-- Provided information follows --

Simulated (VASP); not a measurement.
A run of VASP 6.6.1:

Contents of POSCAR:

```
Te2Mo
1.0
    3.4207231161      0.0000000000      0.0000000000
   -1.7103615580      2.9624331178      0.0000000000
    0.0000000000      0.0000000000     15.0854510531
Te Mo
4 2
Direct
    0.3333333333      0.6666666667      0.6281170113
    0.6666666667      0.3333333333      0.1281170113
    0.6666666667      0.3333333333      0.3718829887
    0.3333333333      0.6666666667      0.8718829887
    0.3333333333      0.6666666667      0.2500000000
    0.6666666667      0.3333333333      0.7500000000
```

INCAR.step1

-- Provided information concluded --

● Requirement: The reply should consist of the records, reproduced exactly.

● Written solution:
Simulated (VASP); not a measurement.
A run of VASP 6.6.1:

Contents of POSCAR:

```
Te2Mo
1.0
    3.4207231161      0.0000000000      0.0000000000
   -1.7103615580      2.9624331178      0.0000000000
    0.0000000000      0.0000000000     15.0854510531
Te Mo
4 2
Direct
    0.3333333333      0.6666666667      0.6281170113
    0.6666666667      0.3333333333      0.1281170113
    0.6666666667      0.3333333333      0.3718829887
    0.3333333333      0.6666666667      0.8718829887
    0.3333333333      0.6666666667      0.2500000000
    0.6666666667      0.3333333333      0.7500000000
```

INCAR.step1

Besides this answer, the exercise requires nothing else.